════════

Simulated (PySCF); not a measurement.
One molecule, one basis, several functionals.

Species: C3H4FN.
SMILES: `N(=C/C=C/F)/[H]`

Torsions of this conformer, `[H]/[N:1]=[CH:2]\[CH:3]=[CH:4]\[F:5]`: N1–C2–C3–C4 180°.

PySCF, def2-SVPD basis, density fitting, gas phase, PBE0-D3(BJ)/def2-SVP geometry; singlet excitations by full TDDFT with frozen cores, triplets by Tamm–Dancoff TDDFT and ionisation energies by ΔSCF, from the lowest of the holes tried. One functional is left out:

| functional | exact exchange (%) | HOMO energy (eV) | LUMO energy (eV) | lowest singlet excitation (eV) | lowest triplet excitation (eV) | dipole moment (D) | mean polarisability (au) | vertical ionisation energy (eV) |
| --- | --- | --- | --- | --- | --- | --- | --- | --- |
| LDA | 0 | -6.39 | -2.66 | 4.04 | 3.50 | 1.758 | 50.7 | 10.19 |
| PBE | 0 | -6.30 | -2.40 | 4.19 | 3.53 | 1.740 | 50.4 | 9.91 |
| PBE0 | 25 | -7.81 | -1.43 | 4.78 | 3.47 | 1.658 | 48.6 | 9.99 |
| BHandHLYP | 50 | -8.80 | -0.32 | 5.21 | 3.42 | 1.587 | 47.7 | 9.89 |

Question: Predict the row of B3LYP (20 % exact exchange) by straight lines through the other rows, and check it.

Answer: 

════════

*Work request*: Reproduce the records above exactly, from the first line through the line containing "48.6 | 9.99 |", and output nothing else.

*Worked solution*:
Simulated (PySCF); not a measurement.
One molecule, one basis, several functionals.

Species: C3H4FN.
SMILES: `N(=C/C=C/F)/[H]`

Torsions of this conformer, `[H]/[N:1]=[CH:2]\[CH:3]=[CH:4]\[F:5]`: N1–C2–C3–C4 180°.

PySCF, def2-SVPD basis, density fitting, gas phase, PBE0-D3(BJ)/def2-SVP geometry; singlet excitations by full TDDFT with frozen cores, triplets by Tamm–Dancoff TDDFT and ionisation energies by ΔSCF, from the lowest of the holes tried. One functional is left out:

| functional | exact exchange (%) | HOMO energy (eV) | LUMO energy (eV) | lowest singlet excitation (eV) | lowest triplet excitation (eV) | dipole moment (D) | mean polarisability (au) | vertical ionisation energy (eV) |
| --- | --- | --- | --- | --- | --- | --- | --- | --- |
| LDA | 0 | -6.39 | -2.66 | 4.04 | 3.50 | 1.758 | 50.7 | 10.19 |
| PBE | 0 | -6.30 | -2.40 | 4.19 | 3.53 | 1.740 | 50.4 | 9.91 |
| PBE0 | 25 | -7.81 | -1.43 | 4.78 | 3.47 | 1.658 | 48.6 | 9.99 |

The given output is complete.